### WORK ITEM
Retype each entry exactly.

### GIVEN ENTRIES
================

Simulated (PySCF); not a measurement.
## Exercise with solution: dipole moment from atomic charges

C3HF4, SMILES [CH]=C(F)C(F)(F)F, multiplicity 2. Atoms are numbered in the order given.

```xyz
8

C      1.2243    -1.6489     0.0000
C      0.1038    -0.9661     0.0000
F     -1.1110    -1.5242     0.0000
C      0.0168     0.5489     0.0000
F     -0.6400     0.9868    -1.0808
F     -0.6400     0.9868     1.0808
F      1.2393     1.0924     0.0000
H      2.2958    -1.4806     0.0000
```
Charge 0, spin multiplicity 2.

================

### TASK OUTPUT
Simulated (PySCF); not a measurement.
## Exercise with solution: dipole moment from atomic charges

C3HF4, SMILES [CH]=C(F)C(F)(F)F, multiplicity 2. Atoms are numbered in the order given.

```xyz
8

C      1.2243    -1.6489     0.0000
C      0.1038    -0.9661     0.0000
F     -1.1110    -1.5242     0.0000
C      0.0168     0.5489     0.0000
F     -0.6400     0.9868    -1.0808
F     -0.6400     0.9868     1.0808
F      1.2393     1.0924     0.0000
H      2.2958    -1.4806     0.0000
```
Charge 0, spin multiplicity 2.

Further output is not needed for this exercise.